• RECORDED INFORMATION
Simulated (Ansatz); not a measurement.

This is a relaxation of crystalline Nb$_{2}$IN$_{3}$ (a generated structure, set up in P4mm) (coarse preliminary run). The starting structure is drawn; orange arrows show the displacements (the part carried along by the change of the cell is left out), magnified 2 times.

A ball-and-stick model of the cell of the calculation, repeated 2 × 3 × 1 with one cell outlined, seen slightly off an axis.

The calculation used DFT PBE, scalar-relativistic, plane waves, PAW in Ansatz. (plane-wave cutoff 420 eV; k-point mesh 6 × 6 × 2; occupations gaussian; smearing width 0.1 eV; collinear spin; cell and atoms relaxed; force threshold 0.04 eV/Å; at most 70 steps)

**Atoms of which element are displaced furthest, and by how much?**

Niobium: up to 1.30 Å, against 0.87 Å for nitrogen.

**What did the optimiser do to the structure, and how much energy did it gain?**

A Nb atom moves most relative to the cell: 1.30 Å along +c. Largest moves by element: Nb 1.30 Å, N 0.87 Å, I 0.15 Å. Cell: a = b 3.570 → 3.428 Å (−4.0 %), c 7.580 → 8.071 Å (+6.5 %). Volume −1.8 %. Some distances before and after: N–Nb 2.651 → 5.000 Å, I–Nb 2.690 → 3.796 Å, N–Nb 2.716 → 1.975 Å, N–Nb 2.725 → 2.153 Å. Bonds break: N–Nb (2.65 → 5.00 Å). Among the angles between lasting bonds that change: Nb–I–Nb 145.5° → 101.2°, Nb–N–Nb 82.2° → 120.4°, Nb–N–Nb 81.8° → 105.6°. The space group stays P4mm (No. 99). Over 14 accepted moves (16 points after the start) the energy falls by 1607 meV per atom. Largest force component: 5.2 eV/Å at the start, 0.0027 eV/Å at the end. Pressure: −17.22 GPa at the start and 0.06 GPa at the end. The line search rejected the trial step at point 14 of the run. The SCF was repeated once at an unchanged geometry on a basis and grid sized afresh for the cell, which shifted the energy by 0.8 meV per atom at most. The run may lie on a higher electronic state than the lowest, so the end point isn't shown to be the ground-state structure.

• WORK REQUEST
Beginning with the first line of the listing above, print each line exactly until you have printed the line that contains "did it gain?**".

• WRITTEN SOLUTION
Simulated (Ansatz); not a measurement.

This is a relaxation of crystalline Nb$_{2}$IN$_{3}$ (a generated structure, set up in P4mm) (coarse preliminary run). The starting structure is drawn; orange arrows show the displacements (the part carried along by the change of the cell is left out), magnified 2 times.

A ball-and-stick model of the cell of the calculation, repeated 2 × 3 × 1 with one cell outlined, seen slightly off an axis.

The calculation used DFT PBE, scalar-relativistic, plane waves, PAW in Ansatz. (plane-wave cutoff 420 eV; k-point mesh 6 × 6 × 2; occupations gaussian; smearing width 0.1 eV; collinear spin; cell and atoms relaxed; force threshold 0.04 eV/Å; at most 70 steps)

**Atoms of which element are displaced furthest, and by how much?**

Niobium: up to 1.30 Å, against 0.87 Å for nitrogen.

**What did the optimiser do to the structure, and how much energy did it gain?**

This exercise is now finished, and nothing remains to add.